> Task item: Which lines below fall between the one containing "A calculation with" and the one containing "C. BLYP/def2-SVP"? Repeat them exactly, counting both of those lines, and add nothing else.

> Data supplied:
.....

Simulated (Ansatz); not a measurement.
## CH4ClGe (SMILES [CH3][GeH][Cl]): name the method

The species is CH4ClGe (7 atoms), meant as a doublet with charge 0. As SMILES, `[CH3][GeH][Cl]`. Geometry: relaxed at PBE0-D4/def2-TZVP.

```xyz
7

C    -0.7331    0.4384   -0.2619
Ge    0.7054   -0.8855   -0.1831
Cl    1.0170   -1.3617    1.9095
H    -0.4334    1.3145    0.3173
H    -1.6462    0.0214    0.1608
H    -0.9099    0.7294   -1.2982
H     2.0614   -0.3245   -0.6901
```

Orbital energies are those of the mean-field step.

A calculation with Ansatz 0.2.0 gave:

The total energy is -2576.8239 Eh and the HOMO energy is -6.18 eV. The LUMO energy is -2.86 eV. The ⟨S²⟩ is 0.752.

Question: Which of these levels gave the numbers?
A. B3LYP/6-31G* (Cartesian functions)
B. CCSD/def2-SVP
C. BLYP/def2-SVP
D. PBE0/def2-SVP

.....

> Your response:
A calculation with Ansatz 0.2.0 gave:

The total energy is -2576.8239 Eh and the HOMO energy is -6.18 eV. The LUMO energy is -2.86 eV. The ⟨S²⟩ is 0.752.

Question: Which of these levels gave the numbers?
A. B3LYP/6-31G* (Cartesian functions)
B. CCSD/def2-SVP
C. BLYP/def2-SVP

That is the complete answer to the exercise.